Activity:
Every entry needs to be duplicated exactly.

*** Information ***

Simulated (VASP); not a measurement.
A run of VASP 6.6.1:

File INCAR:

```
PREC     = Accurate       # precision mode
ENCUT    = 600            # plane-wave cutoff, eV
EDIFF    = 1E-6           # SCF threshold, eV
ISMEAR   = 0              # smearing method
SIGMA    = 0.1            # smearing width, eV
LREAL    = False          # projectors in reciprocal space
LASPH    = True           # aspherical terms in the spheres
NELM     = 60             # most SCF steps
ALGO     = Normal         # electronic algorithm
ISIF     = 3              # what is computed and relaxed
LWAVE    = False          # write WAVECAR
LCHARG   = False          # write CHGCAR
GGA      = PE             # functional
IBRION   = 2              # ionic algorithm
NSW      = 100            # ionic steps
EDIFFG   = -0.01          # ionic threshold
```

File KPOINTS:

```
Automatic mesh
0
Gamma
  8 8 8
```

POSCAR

*** End of Information ***

Result:
Simulated (VASP); not a measurement.
A run of VASP 6.6.1:

File INCAR:

```
PREC     = Accurate       # precision mode
ENCUT    = 600            # plane-wave cutoff, eV
EDIFF    = 1E-6           # SCF threshold, eV
ISMEAR   = 0              # smearing method
SIGMA    = 0.1            # smearing width, eV
LREAL    = False          # projectors in reciprocal space
LASPH    = True           # aspherical terms in the spheres
NELM     = 60             # most SCF steps
ALGO     = Normal         # electronic algorithm
ISIF     = 3              # what is computed and relaxed
LWAVE    = False          # write WAVECAR
LCHARG   = False          # write CHGCAR
GGA      = PE             # functional
IBRION   = 2              # ionic algorithm
NSW      = 100            # ionic steps
EDIFFG   = -0.01          # ionic threshold
```

File KPOINTS:

```
Automatic mesh
0
Gamma
  8 8 8
```

POSCAR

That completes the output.